◆ ◆ ◆ ◆

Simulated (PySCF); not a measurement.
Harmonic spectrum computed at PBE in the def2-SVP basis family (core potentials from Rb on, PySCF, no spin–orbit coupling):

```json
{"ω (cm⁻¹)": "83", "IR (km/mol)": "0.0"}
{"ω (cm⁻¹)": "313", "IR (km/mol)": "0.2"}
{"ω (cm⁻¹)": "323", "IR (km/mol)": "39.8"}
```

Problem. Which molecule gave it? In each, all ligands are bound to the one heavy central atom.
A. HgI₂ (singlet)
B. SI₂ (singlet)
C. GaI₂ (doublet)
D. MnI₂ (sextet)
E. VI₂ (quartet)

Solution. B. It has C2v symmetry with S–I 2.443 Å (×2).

◆ ◆ ◆ ◆

> Requirement: Type out the full listing again, exactly as given.

> Reply:
Simulated (PySCF); not a measurement.
Harmonic spectrum computed at PBE in the def2-SVP basis family (core potentials from Rb on, PySCF, no spin–orbit coupling):

```json
{"ω (cm⁻¹)": "83", "IR (km/mol)": "0.0"}
{"ω (cm⁻¹)": "313", "IR (km/mol)": "0.2"}
{"ω (cm⁻¹)": "323", "IR (km/mol)": "39.8"}
```

Problem. Which molecule gave it? In each, all ligands are bound to the one heavy central atom.
A. HgI₂ (singlet)
B. SI₂ (singlet)
C. GaI₂ (doublet)
D. MnI₂ (sextet)
E. VI₂ (quartet)

Solution. B. It has C2v symmetry with S–I 2.443 Å (×2).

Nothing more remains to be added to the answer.